* Action item *
The expected output is exactly the lines below, starting at the line with "less VASP |" and ending at the line with "0.1 | -0.11 |", both included; no other line belongs in it.

Recorded data START
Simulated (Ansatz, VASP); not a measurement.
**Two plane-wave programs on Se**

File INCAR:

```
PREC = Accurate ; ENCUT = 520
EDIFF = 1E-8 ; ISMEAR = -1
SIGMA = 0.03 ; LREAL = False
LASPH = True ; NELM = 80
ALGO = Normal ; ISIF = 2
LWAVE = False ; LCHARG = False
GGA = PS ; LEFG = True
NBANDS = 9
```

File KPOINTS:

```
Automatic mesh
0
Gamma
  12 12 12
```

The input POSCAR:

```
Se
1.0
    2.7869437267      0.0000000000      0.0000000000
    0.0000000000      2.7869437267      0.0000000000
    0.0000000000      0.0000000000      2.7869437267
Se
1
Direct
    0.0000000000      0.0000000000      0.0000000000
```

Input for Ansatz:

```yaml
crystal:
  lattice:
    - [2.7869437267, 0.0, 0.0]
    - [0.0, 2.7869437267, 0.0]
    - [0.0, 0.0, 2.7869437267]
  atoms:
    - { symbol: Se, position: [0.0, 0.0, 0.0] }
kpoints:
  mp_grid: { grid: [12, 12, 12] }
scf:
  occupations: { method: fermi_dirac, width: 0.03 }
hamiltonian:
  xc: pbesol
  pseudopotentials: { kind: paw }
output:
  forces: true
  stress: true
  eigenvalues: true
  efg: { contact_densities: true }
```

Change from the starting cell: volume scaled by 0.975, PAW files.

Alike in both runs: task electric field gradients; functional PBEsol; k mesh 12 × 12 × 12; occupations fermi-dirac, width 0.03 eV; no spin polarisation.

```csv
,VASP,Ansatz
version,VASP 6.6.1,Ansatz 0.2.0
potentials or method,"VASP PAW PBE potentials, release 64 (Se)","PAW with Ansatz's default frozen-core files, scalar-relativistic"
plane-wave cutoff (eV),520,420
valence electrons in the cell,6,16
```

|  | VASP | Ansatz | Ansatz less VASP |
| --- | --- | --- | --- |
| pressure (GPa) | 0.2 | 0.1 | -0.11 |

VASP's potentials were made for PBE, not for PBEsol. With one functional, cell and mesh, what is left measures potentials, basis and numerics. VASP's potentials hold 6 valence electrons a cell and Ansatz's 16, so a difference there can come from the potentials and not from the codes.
Recorded data END

* Response *
|  | VASP | Ansatz | Ansatz less VASP |
| --- | --- | --- | --- |
| pressure (GPa) | 0.2 | 0.1 | -0.11 |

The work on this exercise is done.